AVAILABLE DATA:
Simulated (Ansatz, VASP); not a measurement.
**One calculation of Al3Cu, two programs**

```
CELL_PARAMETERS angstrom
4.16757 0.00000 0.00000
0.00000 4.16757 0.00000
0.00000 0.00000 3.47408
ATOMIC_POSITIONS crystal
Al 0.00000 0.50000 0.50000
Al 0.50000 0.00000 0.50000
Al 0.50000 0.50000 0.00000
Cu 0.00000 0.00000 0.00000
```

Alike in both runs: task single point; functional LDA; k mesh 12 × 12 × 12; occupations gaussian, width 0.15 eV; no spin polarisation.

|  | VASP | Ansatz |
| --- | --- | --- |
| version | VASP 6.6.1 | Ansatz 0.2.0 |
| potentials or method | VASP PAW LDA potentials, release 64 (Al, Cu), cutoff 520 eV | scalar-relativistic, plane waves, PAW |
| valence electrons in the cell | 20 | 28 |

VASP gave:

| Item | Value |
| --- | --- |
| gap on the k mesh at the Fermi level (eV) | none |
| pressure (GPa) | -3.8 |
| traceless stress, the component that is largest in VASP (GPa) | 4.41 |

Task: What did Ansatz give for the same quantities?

ASSIGNED TASK:
All the records, from the first line to the last: repeat them exactly.

ANSWER SECTION:
Simulated (Ansatz, VASP); not a measurement.
**One calculation of Al3Cu, two programs**

```
CELL_PARAMETERS angstrom
4.16757 0.00000 0.00000
0.00000 4.16757 0.00000
0.00000 0.00000 3.47408
ATOMIC_POSITIONS crystal
Al 0.00000 0.50000 0.50000
Al 0.50000 0.00000 0.50000
Al 0.50000 0.50000 0.00000
Cu 0.00000 0.00000 0.00000
```

Alike in both runs: task single point; functional LDA; k mesh 12 × 12 × 12; occupations gaussian, width 0.15 eV; no spin polarisation.

|  | VASP | Ansatz |
| --- | --- | --- |
| version | VASP 6.6.1 | Ansatz 0.2.0 |
| potentials or method | VASP PAW LDA potentials, release 64 (Al, Cu), cutoff 520 eV | scalar-relativistic, plane waves, PAW |
| valence electrons in the cell | 20 | 28 |

VASP gave:

| Item | Value |
| --- | --- |
| gap on the k mesh at the Fermi level (eV) | none |
| pressure (GPa) | -3.8 |
| traceless stress, the component that is largest in VASP (GPa) | 4.41 |

Task: What did Ansatz give for the same quantities?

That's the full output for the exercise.